● **Entries shown**
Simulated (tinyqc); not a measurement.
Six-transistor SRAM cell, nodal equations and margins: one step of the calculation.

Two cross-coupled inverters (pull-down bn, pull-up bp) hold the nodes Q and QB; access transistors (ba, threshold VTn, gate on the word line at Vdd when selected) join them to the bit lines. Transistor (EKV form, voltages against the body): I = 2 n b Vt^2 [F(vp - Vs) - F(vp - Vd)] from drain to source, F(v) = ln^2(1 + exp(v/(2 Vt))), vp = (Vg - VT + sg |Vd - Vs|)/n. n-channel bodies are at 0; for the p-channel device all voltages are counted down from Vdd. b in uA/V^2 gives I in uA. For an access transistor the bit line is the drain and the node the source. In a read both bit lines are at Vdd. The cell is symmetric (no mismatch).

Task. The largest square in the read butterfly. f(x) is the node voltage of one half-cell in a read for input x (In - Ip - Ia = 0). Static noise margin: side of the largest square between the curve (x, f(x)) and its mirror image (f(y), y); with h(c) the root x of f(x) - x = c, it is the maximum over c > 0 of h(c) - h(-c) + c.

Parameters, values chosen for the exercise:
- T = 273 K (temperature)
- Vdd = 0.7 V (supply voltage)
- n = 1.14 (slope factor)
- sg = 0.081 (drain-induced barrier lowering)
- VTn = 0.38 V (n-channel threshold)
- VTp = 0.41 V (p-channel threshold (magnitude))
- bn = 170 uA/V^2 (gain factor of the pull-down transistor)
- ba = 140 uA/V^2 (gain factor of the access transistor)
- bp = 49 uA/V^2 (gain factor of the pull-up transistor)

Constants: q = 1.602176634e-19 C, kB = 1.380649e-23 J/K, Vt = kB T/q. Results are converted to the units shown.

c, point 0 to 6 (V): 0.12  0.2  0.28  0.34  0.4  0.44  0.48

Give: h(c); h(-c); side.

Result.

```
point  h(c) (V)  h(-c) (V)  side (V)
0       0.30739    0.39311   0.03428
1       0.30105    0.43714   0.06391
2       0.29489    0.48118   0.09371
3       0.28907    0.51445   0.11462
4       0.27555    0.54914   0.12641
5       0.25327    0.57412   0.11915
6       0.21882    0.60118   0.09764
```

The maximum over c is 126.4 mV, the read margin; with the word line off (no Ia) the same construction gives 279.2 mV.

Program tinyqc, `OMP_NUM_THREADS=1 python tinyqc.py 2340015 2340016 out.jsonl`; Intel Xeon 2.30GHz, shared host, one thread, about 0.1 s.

● **Work item**
Reproduce exactly every line that sits between the start of the entries and the line bearing "Six-transistor SRAM cell, nodal", counting both of those lines.

● **Written reply**
Simulated (tinyqc); not a measurement.
Six-transistor SRAM cell, nodal equations and margins: one step of the calculation.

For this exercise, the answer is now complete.